(SOURCE MATERIAL begins)

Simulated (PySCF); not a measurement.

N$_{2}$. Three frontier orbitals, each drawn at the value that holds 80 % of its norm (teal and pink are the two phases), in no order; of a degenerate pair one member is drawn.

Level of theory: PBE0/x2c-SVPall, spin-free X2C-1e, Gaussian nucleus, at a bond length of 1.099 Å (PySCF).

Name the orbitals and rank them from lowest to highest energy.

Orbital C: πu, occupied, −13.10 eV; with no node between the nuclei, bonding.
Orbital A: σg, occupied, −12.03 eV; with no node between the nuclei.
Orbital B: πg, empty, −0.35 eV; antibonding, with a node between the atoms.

(SOURCE MATERIAL ends)

▶ [WORK REQUEST]: Nothing but the lines from the start of the data above through the line with "member is drawn." should appear in your answer, copied exactly.

▶ [WORKED SOLUTION]:
Simulated (PySCF); not a measurement.

N$_{2}$. Three frontier orbitals, each drawn at the value that holds 80 % of its norm (teal and pink are the two phases), in no order; of a degenerate pair one member is drawn.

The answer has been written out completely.